Requirement
Write the records out again, exactly.

-- Extracted material follows --

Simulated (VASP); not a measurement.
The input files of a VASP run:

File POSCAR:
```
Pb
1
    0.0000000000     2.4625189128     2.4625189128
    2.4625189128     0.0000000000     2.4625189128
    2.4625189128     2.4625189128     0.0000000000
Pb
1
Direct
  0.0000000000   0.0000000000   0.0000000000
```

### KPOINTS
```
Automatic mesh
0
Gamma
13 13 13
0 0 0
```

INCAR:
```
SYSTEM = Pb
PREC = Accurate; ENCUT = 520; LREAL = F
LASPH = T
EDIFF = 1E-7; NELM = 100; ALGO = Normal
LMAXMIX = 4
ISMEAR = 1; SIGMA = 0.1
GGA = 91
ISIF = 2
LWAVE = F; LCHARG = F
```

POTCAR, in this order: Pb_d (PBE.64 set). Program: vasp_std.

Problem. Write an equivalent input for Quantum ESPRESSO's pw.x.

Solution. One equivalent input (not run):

-- Extracted material concluded --

Your response
Simulated (VASP); not a measurement.
The input files of a VASP run:

File POSCAR:
```
Pb
1
    0.0000000000     2.4625189128     2.4625189128
    2.4625189128     0.0000000000     2.4625189128
    2.4625189128     2.4625189128     0.0000000000
Pb
1
Direct
  0.0000000000   0.0000000000   0.0000000000
```

### KPOINTS
```
Automatic mesh
0
Gamma
13 13 13
0 0 0
```

INCAR:
```
SYSTEM = Pb
PREC = Accurate; ENCUT = 520; LREAL = F
LASPH = T
EDIFF = 1E-7; NELM = 100; ALGO = Normal
LMAXMIX = 4
ISMEAR = 1; SIGMA = 0.1
GGA = 91
ISIF = 2
LWAVE = F; LCHARG = F
```

POTCAR, in this order: Pb_d (PBE.64 set). Program: vasp_std.

Problem. Write an equivalent input for Quantum ESPRESSO's pw.x.

Solution. One equivalent input (not run):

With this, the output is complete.